ASSIGNED TASK:
Please retype the records below exactly, from the first line down to and including the line with "- k mesh: 12 × 12 × 6".

DATA EXTRACT:
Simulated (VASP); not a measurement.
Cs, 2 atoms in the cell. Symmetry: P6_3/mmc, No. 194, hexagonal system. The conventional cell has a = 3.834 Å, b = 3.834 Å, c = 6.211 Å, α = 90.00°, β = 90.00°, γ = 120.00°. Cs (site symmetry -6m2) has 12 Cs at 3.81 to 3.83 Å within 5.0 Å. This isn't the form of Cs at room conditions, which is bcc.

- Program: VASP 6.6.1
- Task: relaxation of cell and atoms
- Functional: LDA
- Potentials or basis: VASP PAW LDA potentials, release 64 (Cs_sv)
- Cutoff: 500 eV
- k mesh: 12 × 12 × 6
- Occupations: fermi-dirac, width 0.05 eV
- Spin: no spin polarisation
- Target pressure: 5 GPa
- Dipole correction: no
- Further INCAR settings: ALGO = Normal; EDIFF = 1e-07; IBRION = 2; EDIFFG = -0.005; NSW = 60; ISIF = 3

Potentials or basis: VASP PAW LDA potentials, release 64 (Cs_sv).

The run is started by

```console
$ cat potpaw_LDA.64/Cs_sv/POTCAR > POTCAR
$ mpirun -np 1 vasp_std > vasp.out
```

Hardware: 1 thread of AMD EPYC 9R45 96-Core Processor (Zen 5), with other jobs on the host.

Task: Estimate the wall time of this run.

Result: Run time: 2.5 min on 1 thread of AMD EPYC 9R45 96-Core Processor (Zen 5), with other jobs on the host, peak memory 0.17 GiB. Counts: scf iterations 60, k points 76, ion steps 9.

RESPONSE AREA:
Simulated (VASP); not a measurement.
Cs, 2 atoms in the cell. Symmetry: P6_3/mmc, No. 194, hexagonal system. The conventional cell has a = 3.834 Å, b = 3.834 Å, c = 6.211 Å, α = 90.00°, β = 90.00°, γ = 120.00°. Cs (site symmetry -6m2) has 12 Cs at 3.81 to 3.83 Å within 5.0 Å. This isn't the form of Cs at room conditions, which is bcc.

- Program: VASP 6.6.1
- Task: relaxation of cell and atoms
- Functional: LDA
- Potentials or basis: VASP PAW LDA potentials, release 64 (Cs_sv)
- Cutoff: 500 eV
- k mesh: 12 × 12 × 6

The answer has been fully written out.